Work instruction
Repeat every entry in full. Match each line exactly.

Data to examine
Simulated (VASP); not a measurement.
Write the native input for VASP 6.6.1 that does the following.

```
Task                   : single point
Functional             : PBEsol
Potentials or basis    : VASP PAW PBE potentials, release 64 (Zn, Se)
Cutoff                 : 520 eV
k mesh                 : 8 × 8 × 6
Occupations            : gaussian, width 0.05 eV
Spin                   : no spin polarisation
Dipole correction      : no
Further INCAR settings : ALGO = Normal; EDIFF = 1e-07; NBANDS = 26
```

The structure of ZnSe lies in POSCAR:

Answer space
Simulated (VASP); not a measurement.
Write the native input for VASP 6.6.1 that does the following.

```
Task                   : single point
Functional             : PBEsol
Potentials or basis    : VASP PAW PBE potentials, release 64 (Zn, Se)
Cutoff                 : 520 eV
k mesh                 : 8 × 8 × 6
Occupations            : gaussian, width 0.05 eV
Spin                   : no spin polarisation
Dipole correction      : no
Further INCAR settings : ALGO = Normal; EDIFF = 1e-07; NBANDS = 26
```

The structure of ZnSe lies in POSCAR:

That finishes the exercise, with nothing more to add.